Assigned task: Set down the material exactly as given, please, from its first line through the line that includes "which numbered point?".

Data section:
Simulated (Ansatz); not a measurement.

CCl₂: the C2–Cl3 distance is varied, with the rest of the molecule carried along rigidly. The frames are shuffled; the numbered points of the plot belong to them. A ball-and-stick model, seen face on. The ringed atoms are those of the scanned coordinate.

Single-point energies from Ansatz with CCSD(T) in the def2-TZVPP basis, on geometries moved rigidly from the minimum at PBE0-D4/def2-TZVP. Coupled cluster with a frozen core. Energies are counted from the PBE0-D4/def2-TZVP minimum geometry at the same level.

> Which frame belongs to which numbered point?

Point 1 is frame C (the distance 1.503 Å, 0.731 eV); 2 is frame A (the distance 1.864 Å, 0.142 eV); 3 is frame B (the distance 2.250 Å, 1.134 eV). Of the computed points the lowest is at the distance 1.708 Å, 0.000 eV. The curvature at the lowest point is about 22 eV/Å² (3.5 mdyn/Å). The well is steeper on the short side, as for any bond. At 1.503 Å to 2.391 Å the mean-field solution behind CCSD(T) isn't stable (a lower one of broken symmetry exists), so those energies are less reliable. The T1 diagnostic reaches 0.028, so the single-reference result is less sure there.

Result:
Simulated (Ansatz); not a measurement.

CCl₂: the C2–Cl3 distance is varied, with the rest of the molecule carried along rigidly. The frames are shuffled; the numbered points of the plot belong to them. A ball-and-stick model, seen face on. The ringed atoms are those of the scanned coordinate.

Single-point energies from Ansatz with CCSD(T) in the def2-TZVPP basis, on geometries moved rigidly from the minimum at PBE0-D4/def2-TZVP. Coupled cluster with a frozen core. Energies are counted from the PBE0-D4/def2-TZVP minimum geometry at the same level.

> Which frame belongs to which numbered point?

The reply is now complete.